Dataset content.
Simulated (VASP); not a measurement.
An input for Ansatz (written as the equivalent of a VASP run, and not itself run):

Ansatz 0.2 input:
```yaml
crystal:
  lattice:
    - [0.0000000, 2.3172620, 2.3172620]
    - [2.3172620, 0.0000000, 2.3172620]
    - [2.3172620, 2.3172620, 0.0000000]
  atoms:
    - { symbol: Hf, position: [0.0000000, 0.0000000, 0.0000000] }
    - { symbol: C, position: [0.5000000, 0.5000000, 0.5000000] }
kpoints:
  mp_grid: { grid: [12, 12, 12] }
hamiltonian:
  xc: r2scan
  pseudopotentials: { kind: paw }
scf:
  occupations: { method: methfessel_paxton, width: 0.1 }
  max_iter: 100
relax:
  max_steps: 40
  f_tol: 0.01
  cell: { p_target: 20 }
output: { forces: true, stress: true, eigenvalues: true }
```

Brief.
The records above should be set down again word for word.

Written reply.
Simulated (VASP); not a measurement.
An input for Ansatz (written as the equivalent of a VASP run, and not itself run):

Ansatz 0.2 input:
```yaml
crystal:
  lattice:
    - [0.0000000, 2.3172620, 2.3172620]
    - [2.3172620, 0.0000000, 2.3172620]
    - [2.3172620, 2.3172620, 0.0000000]
  atoms:
    - { symbol: Hf, position: [0.0000000, 0.0000000, 0.0000000] }
    - { symbol: C, position: [0.5000000, 0.5000000, 0.5000000] }
kpoints:
  mp_grid: { grid: [12, 12, 12] }
hamiltonian:
  xc: r2scan
  pseudopotentials: { kind: paw }
scf:
  occupations: { method: methfessel_paxton, width: 0.1 }
  max_iter: 100
relax:
  max_steps: 40
  f_tol: 0.01
  cell: { p_target: 20 }
output: { forces: true, stress: true, eigenvalues: true }
```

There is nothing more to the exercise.